▸ Brief
Return the lines below exactly as they appear, please, starting with the first and ending with the one that contains "TDDFT-B3LYP/def2-TZVPD (PySCF 2.14.0)".

▸ Data
+-------+
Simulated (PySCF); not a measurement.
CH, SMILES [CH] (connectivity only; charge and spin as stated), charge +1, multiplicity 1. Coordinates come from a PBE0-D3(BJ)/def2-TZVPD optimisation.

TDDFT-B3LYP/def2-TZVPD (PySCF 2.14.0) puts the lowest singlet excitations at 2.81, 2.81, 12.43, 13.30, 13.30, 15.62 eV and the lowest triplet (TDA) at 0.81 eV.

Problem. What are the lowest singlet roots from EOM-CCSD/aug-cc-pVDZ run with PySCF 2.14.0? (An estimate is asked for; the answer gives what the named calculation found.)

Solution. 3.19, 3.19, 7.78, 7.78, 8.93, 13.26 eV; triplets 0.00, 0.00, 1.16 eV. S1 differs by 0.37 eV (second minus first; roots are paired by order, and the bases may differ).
+-------+

▸ Task result
Simulated (PySCF); not a measurement.
CH, SMILES [CH] (connectivity only; charge and spin as stated), charge +1, multiplicity 1. Coordinates come from a PBE0-D3(BJ)/def2-TZVPD optimisation.

TDDFT-B3LYP/def2-TZVPD (PySCF 2.14.0) puts the lowest singlet excitations at 2.81, 2.81, 12.43, 13.30, 13.30, 15.62 eV and the lowest triplet (TDA) at 0.81 eV.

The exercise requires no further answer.